> _Work request_: There is one span to output from the data below: the lines starting at the line with "C5H4Br2ClF, numbered as" and ending at the line with "Energies in kcal/mol;". Output it exactly, ends included, nothing more.

<<<<
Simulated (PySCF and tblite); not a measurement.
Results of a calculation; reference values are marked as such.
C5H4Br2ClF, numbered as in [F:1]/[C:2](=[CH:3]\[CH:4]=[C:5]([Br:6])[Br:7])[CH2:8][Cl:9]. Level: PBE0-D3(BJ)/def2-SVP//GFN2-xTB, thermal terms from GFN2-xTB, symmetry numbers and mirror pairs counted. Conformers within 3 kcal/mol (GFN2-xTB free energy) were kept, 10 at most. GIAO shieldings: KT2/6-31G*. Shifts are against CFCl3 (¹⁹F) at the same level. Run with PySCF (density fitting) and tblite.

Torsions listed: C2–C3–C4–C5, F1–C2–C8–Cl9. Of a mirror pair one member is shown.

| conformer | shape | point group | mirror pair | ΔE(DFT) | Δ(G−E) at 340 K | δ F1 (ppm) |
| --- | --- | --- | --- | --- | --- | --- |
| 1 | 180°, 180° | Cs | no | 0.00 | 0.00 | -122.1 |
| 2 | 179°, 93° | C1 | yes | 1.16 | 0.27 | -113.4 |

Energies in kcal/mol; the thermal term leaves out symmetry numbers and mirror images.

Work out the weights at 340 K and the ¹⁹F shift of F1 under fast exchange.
>>>>

> _Written response_:
C5H4Br2ClF, numbered as in [F:1]/[C:2](=[CH:3]\[CH:4]=[C:5]([Br:6])[Br:7])[CH2:8][Cl:9]. Level: PBE0-D3(BJ)/def2-SVP//GFN2-xTB, thermal terms from GFN2-xTB, symmetry numbers and mirror pairs counted. Conformers within 3 kcal/mol (GFN2-xTB free energy) were kept, 10 at most. GIAO shieldings: KT2/6-31G*. Shifts are against CFCl3 (¹⁹F) at the same level. Run with PySCF (density fitting) and tblite.

Torsions listed: C2–C3–C4–C5, F1–C2–C8–Cl9. Of a mirror pair one member is shown.

| conformer | shape | point group | mirror pair | ΔE(DFT) | Δ(G−E) at 340 K | δ F1 (ppm) |
| --- | --- | --- | --- | --- | --- | --- |
| 1 | 180°, 180° | Cs | no | 0.00 | 0.00 | -122.1 |
| 2 | 179°, 93° | C1 | yes | 1.16 | 0.27 | -113.4 |

Energies in kcal/mol; the thermal term leaves out symmetry numbers and mirror images.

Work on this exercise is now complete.